★ ★ ★ ★
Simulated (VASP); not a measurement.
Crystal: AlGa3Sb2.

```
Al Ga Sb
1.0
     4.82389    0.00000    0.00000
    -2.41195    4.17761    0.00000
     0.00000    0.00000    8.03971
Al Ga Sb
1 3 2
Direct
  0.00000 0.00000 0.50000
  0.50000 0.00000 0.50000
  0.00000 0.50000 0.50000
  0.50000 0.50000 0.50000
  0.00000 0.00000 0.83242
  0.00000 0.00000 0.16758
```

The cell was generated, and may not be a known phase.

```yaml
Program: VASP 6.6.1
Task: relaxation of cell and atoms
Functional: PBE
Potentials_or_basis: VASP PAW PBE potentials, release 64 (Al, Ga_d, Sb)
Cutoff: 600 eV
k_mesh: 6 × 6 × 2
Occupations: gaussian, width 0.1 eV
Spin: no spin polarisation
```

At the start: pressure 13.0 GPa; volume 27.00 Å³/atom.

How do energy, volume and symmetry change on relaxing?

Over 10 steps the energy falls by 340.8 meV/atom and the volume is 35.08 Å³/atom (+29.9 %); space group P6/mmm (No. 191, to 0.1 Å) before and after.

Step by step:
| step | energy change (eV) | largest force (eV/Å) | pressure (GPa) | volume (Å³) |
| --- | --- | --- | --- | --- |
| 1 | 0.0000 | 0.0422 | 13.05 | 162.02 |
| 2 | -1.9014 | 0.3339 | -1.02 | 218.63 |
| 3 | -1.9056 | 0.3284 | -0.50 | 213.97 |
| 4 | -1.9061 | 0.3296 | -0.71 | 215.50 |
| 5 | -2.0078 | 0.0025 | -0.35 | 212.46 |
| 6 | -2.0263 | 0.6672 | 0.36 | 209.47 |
★ ★ ★ ★

» ACTIVITY: Once you find the line with "-0.50 | 213.97 |" above, print it and every line after it up to and including the line with "-0.35 | 212.46 |", exactly as written and nothing else.

» YOUR SOLUTION:
| 3 | -1.9056 | 0.3284 | -0.50 | 213.97 |
| 4 | -1.9061 | 0.3296 | -0.71 | 215.50 |
| 5 | -2.0078 | 0.0025 | -0.35 | 212.46 |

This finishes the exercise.